**Assignment**
Print every record word for word.

**Recorded data**
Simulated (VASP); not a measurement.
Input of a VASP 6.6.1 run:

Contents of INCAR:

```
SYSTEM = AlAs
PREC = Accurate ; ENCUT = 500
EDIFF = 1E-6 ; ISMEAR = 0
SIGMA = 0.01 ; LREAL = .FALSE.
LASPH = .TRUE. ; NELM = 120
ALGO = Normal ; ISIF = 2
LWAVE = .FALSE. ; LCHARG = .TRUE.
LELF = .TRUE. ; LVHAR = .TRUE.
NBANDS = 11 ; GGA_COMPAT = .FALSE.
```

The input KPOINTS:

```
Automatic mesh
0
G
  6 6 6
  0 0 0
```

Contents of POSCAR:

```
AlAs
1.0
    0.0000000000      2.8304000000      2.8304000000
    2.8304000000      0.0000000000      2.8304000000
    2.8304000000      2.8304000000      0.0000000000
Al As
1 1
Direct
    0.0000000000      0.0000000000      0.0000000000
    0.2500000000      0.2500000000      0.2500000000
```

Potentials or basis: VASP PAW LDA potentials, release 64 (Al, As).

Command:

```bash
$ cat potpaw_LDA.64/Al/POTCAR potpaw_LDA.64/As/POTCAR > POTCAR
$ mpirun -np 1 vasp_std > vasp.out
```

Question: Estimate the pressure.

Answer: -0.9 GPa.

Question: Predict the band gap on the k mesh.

**Reply**
Simulated (VASP); not a measurement.
Input of a VASP 6.6.1 run:

Contents of INCAR:

```
SYSTEM = AlAs
PREC = Accurate ; ENCUT = 500
EDIFF = 1E-6 ; ISMEAR = 0
SIGMA = 0.01 ; LREAL = .FALSE.
LASPH = .TRUE. ; NELM = 120
ALGO = Normal ; ISIF = 2
LWAVE = .FALSE. ; LCHARG = .TRUE.
LELF = .TRUE. ; LVHAR = .TRUE.
NBANDS = 11 ; GGA_COMPAT = .FALSE.
```

The input KPOINTS:

```
Automatic mesh
0
G
  6 6 6
  0 0 0
```

Contents of POSCAR:

```
AlAs
1.0
    0.0000000000      2.8304000000      2.8304000000
    2.8304000000      0.0000000000      2.8304000000
    2.8304000000      2.8304000000      0.0000000000
Al As
1 1
Direct
    0.0000000000      0.0000000000      0.0000000000
    0.2500000000      0.2500000000      0.2500000000
```

Potentials or basis: VASP PAW LDA potentials, release 64 (Al, As).

Command:

```bash
$ cat potpaw_LDA.64/Al/POTCAR potpaw_LDA.64/As/POTCAR > POTCAR
$ mpirun -np 1 vasp_std > vasp.out
```

Question: Estimate the pressure.

Answer: -0.9 GPa.

Question: Predict the band gap on the k mesh.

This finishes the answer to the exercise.